• _ACTION ITEM_
Below are the records; retype each one exactly.

+---+
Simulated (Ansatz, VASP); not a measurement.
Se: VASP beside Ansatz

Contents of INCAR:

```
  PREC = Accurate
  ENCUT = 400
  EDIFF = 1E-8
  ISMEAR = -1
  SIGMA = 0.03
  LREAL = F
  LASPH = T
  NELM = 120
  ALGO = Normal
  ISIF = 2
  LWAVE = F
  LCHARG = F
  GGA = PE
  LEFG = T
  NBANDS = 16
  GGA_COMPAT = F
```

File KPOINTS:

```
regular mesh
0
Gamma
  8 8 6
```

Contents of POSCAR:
+---+

• _EXPECTED ANSWER_
Simulated (Ansatz, VASP); not a measurement.
Se: VASP beside Ansatz

Contents of INCAR:

```
  PREC = Accurate
  ENCUT = 400
  EDIFF = 1E-8
  ISMEAR = -1
  SIGMA = 0.03
  LREAL = F
  LASPH = T
  NELM = 120
  ALGO = Normal
  ISIF = 2
  LWAVE = F
  LCHARG = F
  GGA = PE
  LEFG = T
  NBANDS = 16
  GGA_COMPAT = F
```

File KPOINTS:

```
regular mesh
0
Gamma
  8 8 6
```

Contents of POSCAR:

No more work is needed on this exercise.